• **DATASET ENTRIES**:
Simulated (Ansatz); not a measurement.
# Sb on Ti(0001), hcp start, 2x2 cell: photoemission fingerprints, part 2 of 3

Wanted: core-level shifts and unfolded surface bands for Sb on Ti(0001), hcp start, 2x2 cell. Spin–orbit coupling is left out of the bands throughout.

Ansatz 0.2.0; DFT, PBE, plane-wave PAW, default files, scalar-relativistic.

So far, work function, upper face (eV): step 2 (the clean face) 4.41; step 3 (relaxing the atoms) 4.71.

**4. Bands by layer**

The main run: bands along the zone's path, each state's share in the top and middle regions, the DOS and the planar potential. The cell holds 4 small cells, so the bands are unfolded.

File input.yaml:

• **WORK ORDER**:
What is needed is an exact copy of the lines above, from the one containing "Bands by layer**" through the one containing "The main run: bands", with nothing added.

• **TASK RESULT**:
**4. Bands by layer**

The main run: bands along the zone's path, each state's share in the top and middle regions, the DOS and the planar potential. The cell holds 4 small cells, so the bands are unfolded.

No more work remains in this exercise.